----------------
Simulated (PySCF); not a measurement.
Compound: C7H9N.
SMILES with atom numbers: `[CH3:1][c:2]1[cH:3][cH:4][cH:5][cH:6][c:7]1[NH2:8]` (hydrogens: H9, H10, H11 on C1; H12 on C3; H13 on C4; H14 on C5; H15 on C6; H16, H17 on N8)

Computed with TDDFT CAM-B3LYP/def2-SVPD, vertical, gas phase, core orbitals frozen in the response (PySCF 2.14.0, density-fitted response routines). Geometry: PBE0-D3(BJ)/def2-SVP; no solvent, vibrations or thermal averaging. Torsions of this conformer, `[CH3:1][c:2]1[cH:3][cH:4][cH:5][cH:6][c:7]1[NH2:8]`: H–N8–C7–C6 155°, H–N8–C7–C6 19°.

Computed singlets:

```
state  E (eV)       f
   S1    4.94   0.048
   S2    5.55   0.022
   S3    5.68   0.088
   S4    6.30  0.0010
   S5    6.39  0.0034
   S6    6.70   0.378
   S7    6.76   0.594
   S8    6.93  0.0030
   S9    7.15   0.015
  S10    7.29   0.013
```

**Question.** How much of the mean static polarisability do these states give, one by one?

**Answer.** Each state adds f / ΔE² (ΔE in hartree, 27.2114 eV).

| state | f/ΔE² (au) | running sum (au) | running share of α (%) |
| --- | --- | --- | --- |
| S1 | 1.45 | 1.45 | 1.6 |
----------------

--- Assignment ---
Start to finish, transcribe the listing above exactly.

--- Exercise solution ---
Simulated (PySCF); not a measurement.
Compound: C7H9N.
SMILES with atom numbers: `[CH3:1][c:2]1[cH:3][cH:4][cH:5][cH:6][c:7]1[NH2:8]` (hydrogens: H9, H10, H11 on C1; H12 on C3; H13 on C4; H14 on C5; H15 on C6; H16, H17 on N8)

Computed with TDDFT CAM-B3LYP/def2-SVPD, vertical, gas phase, core orbitals frozen in the response (PySCF 2.14.0, density-fitted response routines). Geometry: PBE0-D3(BJ)/def2-SVP; no solvent, vibrations or thermal averaging. Torsions of this conformer, `[CH3:1][c:2]1[cH:3][cH:4][cH:5][cH:6][c:7]1[NH2:8]`: H–N8–C7–C6 155°, H–N8–C7–C6 19°.

Computed singlets:

```
state  E (eV)       f
   S1    4.94   0.048
   S2    5.55   0.022
   S3    5.68   0.088
   S4    6.30  0.0010
   S5    6.39  0.0034
   S6    6.70   0.378
   S7    6.76   0.594
   S8    6.93  0.0030
   S9    7.15   0.015
  S10    7.29   0.013
```

**Question.** How much of the mean static polarisability do these states give, one by one?

**Answer.** Each state adds f / ΔE² (ΔE in hartree, 27.2114 eV).

| state | f/ΔE² (au) | running sum (au) | running share of α (%) |
| --- | --- | --- | --- |
| S1 | 1.45 | 1.45 | 1.6 |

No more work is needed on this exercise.